**Brief**:
Copy each line below without leaving any out.

[Start of Attachment]

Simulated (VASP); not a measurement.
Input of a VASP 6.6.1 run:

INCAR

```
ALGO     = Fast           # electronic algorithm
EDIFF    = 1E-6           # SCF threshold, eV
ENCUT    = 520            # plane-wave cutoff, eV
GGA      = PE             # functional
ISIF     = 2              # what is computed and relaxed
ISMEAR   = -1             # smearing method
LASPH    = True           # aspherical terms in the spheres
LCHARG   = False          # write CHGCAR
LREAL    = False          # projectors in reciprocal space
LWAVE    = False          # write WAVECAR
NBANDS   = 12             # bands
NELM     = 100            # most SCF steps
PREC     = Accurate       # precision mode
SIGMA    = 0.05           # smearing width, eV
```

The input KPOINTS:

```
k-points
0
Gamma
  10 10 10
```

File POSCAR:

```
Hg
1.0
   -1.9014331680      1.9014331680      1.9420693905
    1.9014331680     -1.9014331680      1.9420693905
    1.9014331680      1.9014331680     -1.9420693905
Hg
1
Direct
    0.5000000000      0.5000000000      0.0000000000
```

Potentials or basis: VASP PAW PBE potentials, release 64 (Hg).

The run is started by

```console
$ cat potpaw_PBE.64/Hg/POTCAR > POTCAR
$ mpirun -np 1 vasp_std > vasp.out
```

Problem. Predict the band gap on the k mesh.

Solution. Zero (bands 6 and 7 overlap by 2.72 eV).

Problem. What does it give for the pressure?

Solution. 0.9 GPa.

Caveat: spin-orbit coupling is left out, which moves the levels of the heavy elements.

[End of Attachment]

**Answer box**:
Simulated (VASP); not a measurement.
Input of a VASP 6.6.1 run:

INCAR

```
ALGO     = Fast           # electronic algorithm
EDIFF    = 1E-6           # SCF threshold, eV
ENCUT    = 520            # plane-wave cutoff, eV
GGA      = PE             # functional
ISIF     = 2              # what is computed and relaxed
ISMEAR   = -1             # smearing method
LASPH    = True           # aspherical terms in the spheres
LCHARG   = False          # write CHGCAR
LREAL    = False          # projectors in reciprocal space
LWAVE    = False          # write WAVECAR
NBANDS   = 12             # bands
NELM     = 100            # most SCF steps
PREC     = Accurate       # precision mode
SIGMA    = 0.05           # smearing width, eV
```

The input KPOINTS:

```
k-points
0
Gamma
  10 10 10
```

File POSCAR:

```
Hg
1.0
   -1.9014331680      1.9014331680      1.9420693905
    1.9014331680     -1.9014331680      1.9420693905
    1.9014331680      1.9014331680     -1.9420693905
Hg
1
Direct
    0.5000000000      0.5000000000      0.0000000000
```

Potentials or basis: VASP PAW PBE potentials, release 64 (Hg).

The run is started by

```console
$ cat potpaw_PBE.64/Hg/POTCAR > POTCAR
$ mpirun -np 1 vasp_std > vasp.out
```

Problem. Predict the band gap on the k mesh.

Solution. Zero (bands 6 and 7 overlap by 2.72 eV).

Problem. What does it give for the pressure?

Solution. 0.9 GPa.

Caveat: spin-orbit coupling is left out, which moves the levels of the heavy elements.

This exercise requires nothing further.